**Assignment:** Everything in the data below is left aside except the lines from the one containing "(Pm-3m), random displacements**" through the one containing "Theory: DFT PBEsol, scalar-relativistic, plane"; repeat those exactly.

[Start of section]
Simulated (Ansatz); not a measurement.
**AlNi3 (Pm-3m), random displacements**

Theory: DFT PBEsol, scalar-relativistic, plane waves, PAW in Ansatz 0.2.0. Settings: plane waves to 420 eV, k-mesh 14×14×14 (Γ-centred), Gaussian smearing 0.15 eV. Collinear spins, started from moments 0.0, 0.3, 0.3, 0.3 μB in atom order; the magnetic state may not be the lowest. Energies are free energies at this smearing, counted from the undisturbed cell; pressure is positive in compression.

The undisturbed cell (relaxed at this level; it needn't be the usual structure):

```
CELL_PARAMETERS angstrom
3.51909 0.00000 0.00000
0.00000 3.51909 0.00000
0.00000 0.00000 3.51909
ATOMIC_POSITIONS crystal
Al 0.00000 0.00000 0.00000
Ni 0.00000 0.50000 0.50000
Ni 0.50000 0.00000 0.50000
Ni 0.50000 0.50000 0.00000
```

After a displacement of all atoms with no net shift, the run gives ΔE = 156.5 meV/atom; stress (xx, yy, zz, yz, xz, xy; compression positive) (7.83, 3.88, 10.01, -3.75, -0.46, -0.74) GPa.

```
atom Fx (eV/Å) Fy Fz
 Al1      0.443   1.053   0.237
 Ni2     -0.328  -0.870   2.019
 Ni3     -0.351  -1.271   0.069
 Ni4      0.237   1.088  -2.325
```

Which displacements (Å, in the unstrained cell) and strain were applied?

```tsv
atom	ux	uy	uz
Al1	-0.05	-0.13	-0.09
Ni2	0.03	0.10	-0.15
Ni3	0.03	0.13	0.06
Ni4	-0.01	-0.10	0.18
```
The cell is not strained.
[End of section]

**Your response:**
**AlNi3 (Pm-3m), random displacements**

Theory: DFT PBEsol, scalar-relativistic, plane waves, PAW in Ansatz 0.2.0. Settings: plane waves to 420 eV, k-mesh 14×14×14 (Γ-centred), Gaussian smearing 0.15 eV. Collinear spins, started from moments 0.0, 0.3, 0.3, 0.3 μB in atom order; the magnetic state may not be the lowest. Energies are free energies at this smearing, counted from the undisturbed cell; pressure is positive in compression.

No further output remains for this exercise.